▼

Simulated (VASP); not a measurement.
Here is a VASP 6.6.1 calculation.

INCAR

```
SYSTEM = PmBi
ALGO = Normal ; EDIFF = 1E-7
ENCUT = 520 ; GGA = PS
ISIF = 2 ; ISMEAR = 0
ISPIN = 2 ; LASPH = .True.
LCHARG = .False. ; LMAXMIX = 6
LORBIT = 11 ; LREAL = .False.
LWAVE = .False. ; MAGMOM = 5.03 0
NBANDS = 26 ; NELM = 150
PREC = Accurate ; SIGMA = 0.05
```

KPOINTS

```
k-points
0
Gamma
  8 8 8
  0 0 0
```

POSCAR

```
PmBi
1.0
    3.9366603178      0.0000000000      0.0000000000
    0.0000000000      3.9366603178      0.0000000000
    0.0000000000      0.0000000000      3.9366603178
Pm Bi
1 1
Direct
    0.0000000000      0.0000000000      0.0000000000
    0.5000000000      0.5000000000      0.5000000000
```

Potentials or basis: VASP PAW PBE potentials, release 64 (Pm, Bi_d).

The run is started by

▲

• _Work request_:
Stop after the line containing "Potentials or basis: VASP": print exactly the lines from the start of the entries above up to it, that line included.

• _Exercise answer_:
Simulated (VASP); not a measurement.
Here is a VASP 6.6.1 calculation.

INCAR

```
SYSTEM = PmBi
ALGO = Normal ; EDIFF = 1E-7
ENCUT = 520 ; GGA = PS
ISIF = 2 ; ISMEAR = 0
ISPIN = 2 ; LASPH = .True.
LCHARG = .False. ; LMAXMIX = 6
LORBIT = 11 ; LREAL = .False.
LWAVE = .False. ; MAGMOM = 5.03 0
NBANDS = 26 ; NELM = 150
PREC = Accurate ; SIGMA = 0.05
```

KPOINTS

```
k-points
0
Gamma
  8 8 8
  0 0 0
```

POSCAR

```
PmBi
1.0
    3.9366603178      0.0000000000      0.0000000000
    0.0000000000      3.9366603178      0.0000000000
    0.0000000000      0.0000000000      3.9366603178
Pm Bi
1 1
Direct
    0.0000000000      0.0000000000      0.0000000000
    0.5000000000      0.5000000000      0.5000000000
```

Potentials or basis: VASP PAW PBE potentials, release 64 (Pm, Bi_d).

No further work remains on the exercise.